++++ SOURCE INFORMATION
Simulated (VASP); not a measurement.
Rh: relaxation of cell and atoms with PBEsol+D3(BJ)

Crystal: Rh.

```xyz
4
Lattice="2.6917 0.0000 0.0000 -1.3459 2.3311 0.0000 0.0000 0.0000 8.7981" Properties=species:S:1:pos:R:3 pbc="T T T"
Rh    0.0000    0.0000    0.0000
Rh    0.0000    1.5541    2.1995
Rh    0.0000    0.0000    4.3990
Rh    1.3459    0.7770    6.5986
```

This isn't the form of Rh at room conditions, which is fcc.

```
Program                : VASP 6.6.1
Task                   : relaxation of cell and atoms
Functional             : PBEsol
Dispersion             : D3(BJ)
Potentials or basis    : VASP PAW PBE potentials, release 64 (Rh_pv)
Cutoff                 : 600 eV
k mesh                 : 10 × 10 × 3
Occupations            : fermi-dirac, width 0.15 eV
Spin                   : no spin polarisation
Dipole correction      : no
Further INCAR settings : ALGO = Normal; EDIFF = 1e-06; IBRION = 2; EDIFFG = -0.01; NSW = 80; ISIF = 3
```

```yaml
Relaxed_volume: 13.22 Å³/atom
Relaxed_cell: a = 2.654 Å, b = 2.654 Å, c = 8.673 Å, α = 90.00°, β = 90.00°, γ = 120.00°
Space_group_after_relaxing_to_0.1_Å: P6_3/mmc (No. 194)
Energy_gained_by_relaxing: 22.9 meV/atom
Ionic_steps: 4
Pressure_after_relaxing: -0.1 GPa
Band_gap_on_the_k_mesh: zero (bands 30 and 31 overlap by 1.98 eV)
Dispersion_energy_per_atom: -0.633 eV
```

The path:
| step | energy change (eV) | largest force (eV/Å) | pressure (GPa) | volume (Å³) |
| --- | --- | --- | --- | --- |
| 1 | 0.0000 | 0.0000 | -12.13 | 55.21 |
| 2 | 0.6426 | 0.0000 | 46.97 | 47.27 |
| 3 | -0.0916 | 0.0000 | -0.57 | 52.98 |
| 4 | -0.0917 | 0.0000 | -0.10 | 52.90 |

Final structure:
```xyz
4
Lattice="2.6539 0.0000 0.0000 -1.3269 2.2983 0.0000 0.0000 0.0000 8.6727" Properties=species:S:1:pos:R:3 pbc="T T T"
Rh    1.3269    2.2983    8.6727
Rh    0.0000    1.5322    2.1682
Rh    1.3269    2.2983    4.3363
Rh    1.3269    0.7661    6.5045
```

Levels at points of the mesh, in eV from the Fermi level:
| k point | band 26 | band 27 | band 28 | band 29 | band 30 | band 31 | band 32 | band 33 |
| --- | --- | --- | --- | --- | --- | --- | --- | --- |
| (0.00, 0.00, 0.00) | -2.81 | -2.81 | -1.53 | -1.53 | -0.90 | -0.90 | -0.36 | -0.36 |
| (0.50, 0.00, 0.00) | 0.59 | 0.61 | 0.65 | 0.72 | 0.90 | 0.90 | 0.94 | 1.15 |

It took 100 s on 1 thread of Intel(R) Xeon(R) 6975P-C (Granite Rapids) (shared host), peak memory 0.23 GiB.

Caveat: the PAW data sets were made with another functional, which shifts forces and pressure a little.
++++++++

TASK ITEM:
Here the job is to set down exactly the lines of the material above that fall between the one with "32 | band 33 |" and the one with "-0.36 | -0.36 |", inclusive, and nothing beyond them.

RESULT:
| k point | band 26 | band 27 | band 28 | band 29 | band 30 | band 31 | band 32 | band 33 |
| --- | --- | --- | --- | --- | --- | --- | --- | --- |
| (0.00, 0.00, 0.00) | -2.81 | -2.81 | -1.53 | -1.53 | -0.90 | -0.90 | -0.36 | -0.36 |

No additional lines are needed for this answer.